▸ **THE DATA**:
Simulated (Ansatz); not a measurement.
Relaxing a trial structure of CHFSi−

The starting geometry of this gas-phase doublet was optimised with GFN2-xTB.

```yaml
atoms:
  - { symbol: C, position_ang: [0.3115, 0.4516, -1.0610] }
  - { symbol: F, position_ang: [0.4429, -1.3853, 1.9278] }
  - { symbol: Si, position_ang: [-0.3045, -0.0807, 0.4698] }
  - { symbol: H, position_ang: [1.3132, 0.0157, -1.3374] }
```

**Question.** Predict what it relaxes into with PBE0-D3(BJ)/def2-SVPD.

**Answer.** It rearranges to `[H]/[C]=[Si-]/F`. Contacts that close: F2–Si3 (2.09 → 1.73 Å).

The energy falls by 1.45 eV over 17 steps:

▸ **ACTION ITEM**: Using the records above as the source, restate each line verbatim.

▸ **TASK ANSWER**:
Simulated (Ansatz); not a measurement.
Relaxing a trial structure of CHFSi−

The starting geometry of this gas-phase doublet was optimised with GFN2-xTB.

```yaml
atoms:
  - { symbol: C, position_ang: [0.3115, 0.4516, -1.0610] }
  - { symbol: F, position_ang: [0.4429, -1.3853, 1.9278] }
  - { symbol: Si, position_ang: [-0.3045, -0.0807, 0.4698] }
  - { symbol: H, position_ang: [1.3132, 0.0157, -1.3374] }
```

**Question.** Predict what it relaxes into with PBE0-D3(BJ)/def2-SVPD.

**Answer.** It rearranges to `[H]/[C]=[Si-]/F`. Contacts that close: F2–Si3 (2.09 → 1.73 Å).

The energy falls by 1.45 eV over 17 steps:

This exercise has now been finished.